Lines in the listing under this task are to be copied exactly.

▽

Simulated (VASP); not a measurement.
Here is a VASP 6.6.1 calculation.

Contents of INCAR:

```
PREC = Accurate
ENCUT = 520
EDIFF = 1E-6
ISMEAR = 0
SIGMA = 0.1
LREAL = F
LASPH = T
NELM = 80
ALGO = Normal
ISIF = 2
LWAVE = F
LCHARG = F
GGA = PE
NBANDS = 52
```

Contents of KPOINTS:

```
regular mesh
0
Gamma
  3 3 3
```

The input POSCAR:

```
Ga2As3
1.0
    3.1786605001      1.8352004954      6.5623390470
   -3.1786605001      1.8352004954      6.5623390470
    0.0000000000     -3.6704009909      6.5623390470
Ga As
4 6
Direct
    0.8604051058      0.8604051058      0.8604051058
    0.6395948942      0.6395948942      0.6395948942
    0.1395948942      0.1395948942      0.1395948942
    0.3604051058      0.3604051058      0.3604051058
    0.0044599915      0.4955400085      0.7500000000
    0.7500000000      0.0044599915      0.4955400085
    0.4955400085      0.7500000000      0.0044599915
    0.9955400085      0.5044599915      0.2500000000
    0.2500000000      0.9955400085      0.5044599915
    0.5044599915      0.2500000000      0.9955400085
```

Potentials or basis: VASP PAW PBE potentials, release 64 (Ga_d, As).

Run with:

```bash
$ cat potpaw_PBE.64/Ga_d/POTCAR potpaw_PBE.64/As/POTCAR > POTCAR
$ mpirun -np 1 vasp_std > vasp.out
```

△

SOLUTION:
Simulated (VASP); not a measurement.
Here is a VASP 6.6.1 calculation.

Contents of INCAR:

```
PREC = Accurate
ENCUT = 520
EDIFF = 1E-6
ISMEAR = 0
SIGMA = 0.1
LREAL = F
LASPH = T
NELM = 80
ALGO = Normal
ISIF = 2
LWAVE = F
LCHARG = F
GGA = PE
NBANDS = 52
```

Contents of KPOINTS:

```
regular mesh
0
Gamma
  3 3 3
```

The input POSCAR:

```
Ga2As3
1.0
    3.1786605001      1.8352004954      6.5623390470
   -3.1786605001      1.8352004954      6.5623390470
    0.0000000000     -3.6704009909      6.5623390470
Ga As
4 6
Direct
    0.8604051058      0.8604051058      0.8604051058
    0.6395948942      0.6395948942      0.6395948942
    0.1395948942      0.1395948942      0.1395948942
    0.3604051058      0.3604051058      0.3604051058
    0.0044599915      0.4955400085      0.7500000000
    0.7500000000      0.0044599915      0.4955400085
    0.4955400085      0.7500000000      0.0044599915
    0.9955400085      0.5044599915      0.2500000000
    0.2500000000      0.9955400085      0.5044599915
    0.5044599915      0.2500000000      0.9955400085
```

Potentials or basis: VASP PAW PBE potentials, release 64 (Ga_d, As).

Run with:

```bash
$ cat potpaw_PBE.64/Ga_d/POTCAR potpaw_PBE.64/As/POTCAR > POTCAR
$ mpirun -np 1 vasp_std > vasp.out
```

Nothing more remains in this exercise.